▶ [Work task]:
Without any alteration, retype the records that appear below.

▶ [Excerpted data]:
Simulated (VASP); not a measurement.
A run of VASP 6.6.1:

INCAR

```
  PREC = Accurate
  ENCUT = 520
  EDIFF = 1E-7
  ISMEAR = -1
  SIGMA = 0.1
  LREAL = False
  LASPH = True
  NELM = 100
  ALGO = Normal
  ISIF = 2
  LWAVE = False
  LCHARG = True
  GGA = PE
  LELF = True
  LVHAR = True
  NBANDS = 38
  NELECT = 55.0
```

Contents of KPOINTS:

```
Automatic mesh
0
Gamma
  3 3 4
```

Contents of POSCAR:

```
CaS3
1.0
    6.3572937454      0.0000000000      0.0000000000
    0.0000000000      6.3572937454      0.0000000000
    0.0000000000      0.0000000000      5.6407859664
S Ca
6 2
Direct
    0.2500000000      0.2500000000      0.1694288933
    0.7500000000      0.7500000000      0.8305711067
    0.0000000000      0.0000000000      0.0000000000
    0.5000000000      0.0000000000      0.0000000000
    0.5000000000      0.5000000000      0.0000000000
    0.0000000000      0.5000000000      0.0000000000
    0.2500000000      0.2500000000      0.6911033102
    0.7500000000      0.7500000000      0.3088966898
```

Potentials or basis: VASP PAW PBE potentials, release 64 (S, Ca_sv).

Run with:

▶ [Written solution]:
Simulated (VASP); not a measurement.
A run of VASP 6.6.1:

INCAR

```
  PREC = Accurate
  ENCUT = 520
  EDIFF = 1E-7
  ISMEAR = -1
  SIGMA = 0.1
  LREAL = False
  LASPH = True
  NELM = 100
  ALGO = Normal
  ISIF = 2
  LWAVE = False
  LCHARG = True
  GGA = PE
  LELF = True
  LVHAR = True
  NBANDS = 38
  NELECT = 55.0
```

Contents of KPOINTS:

```
Automatic mesh
0
Gamma
  3 3 4
```

Contents of POSCAR:

```
CaS3
1.0
    6.3572937454      0.0000000000      0.0000000000
    0.0000000000      6.3572937454      0.0000000000
    0.0000000000      0.0000000000      5.6407859664
S Ca
6 2
Direct
    0.2500000000      0.2500000000      0.1694288933
    0.7500000000      0.7500000000      0.8305711067
    0.0000000000      0.0000000000      0.0000000000
    0.5000000000      0.0000000000      0.0000000000
    0.5000000000      0.5000000000      0.0000000000
    0.0000000000      0.5000000000      0.0000000000
    0.2500000000      0.2500000000      0.6911033102
    0.7500000000      0.7500000000      0.3088966898
```

Potentials or basis: VASP PAW PBE potentials, release 64 (S, Ca_sv).

Run with:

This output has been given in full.